▶ DATA EXCERPTS
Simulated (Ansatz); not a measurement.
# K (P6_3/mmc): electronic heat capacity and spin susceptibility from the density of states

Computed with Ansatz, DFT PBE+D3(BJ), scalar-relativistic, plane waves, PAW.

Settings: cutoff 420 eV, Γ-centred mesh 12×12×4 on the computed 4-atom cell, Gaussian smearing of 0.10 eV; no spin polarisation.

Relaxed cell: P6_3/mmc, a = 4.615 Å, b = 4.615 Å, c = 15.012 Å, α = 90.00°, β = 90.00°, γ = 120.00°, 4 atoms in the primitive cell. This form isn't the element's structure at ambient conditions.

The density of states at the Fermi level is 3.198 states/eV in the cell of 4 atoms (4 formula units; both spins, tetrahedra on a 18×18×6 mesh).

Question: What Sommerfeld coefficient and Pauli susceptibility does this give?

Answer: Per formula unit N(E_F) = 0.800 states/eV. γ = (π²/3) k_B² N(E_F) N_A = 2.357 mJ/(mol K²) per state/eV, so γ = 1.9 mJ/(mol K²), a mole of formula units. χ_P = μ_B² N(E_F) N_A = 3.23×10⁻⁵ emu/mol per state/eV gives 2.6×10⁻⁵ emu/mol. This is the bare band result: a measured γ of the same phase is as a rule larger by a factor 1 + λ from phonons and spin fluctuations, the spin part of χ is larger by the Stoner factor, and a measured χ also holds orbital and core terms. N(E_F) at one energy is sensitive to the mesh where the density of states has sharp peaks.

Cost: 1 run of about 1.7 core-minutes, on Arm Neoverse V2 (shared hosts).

▶ EXERCISE
Give back the records word for word. Start at the first line, end at the line containing "Settings: cutoff 420", and include both.

▶ PROBLEM SOLUTION
Simulated (Ansatz); not a measurement.
# K (P6_3/mmc): electronic heat capacity and spin susceptibility from the density of states

Computed with Ansatz, DFT PBE+D3(BJ), scalar-relativistic, plane waves, PAW.

Settings: cutoff 420 eV, Γ-centred mesh 12×12×4 on the computed 4-atom cell, Gaussian smearing of 0.10 eV; no spin polarisation.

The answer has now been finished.